ACTIVITY: Each record below must be retyped exactly, with nothing left out.

========

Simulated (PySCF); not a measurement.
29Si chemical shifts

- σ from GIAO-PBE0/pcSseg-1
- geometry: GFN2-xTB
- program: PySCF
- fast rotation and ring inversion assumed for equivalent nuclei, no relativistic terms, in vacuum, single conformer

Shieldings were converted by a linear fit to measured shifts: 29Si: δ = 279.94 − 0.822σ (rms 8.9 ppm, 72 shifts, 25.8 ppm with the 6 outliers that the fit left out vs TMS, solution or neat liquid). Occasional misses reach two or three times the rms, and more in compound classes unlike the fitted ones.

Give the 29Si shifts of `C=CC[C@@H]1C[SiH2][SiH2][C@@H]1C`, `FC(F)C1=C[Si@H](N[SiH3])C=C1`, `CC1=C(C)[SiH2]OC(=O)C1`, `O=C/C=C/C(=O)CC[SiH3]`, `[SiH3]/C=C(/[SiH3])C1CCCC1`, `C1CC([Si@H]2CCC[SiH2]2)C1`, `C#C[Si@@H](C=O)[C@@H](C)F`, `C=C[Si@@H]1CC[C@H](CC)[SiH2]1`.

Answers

========

TASK SOLUTION:
Simulated (PySCF); not a measurement.
29Si chemical shifts

- σ from GIAO-PBE0/pcSseg-1
- geometry: GFN2-xTB
- program: PySCF
- fast rotation and ring inversion assumed for equivalent nuclei, no relativistic terms, in vacuum, single conformer

Shieldings were converted by a linear fit to measured shifts: 29Si: δ = 279.94 − 0.822σ (rms 8.9 ppm, 72 shifts, 25.8 ppm with the 6 outliers that the fit left out vs TMS, solution or neat liquid). Occasional misses reach two or three times the rms, and more in compound classes unlike the fitted ones.

Give the 29Si shifts of `C=CC[C@@H]1C[SiH2][SiH2][C@@H]1C`, `FC(F)C1=C[Si@H](N[SiH3])C=C1`, `CC1=C(C)[SiH2]OC(=O)C1`, `O=C/C=C/C(=O)CC[SiH3]`, `[SiH3]/C=C(/[SiH3])C1CCCC1`, `C1CC([Si@H]2CCC[SiH2]2)C1`, `C#C[Si@@H](C=O)[C@@H](C)F`, `C=C[Si@@H]1CC[C@H](CC)[SiH2]1`.

Answers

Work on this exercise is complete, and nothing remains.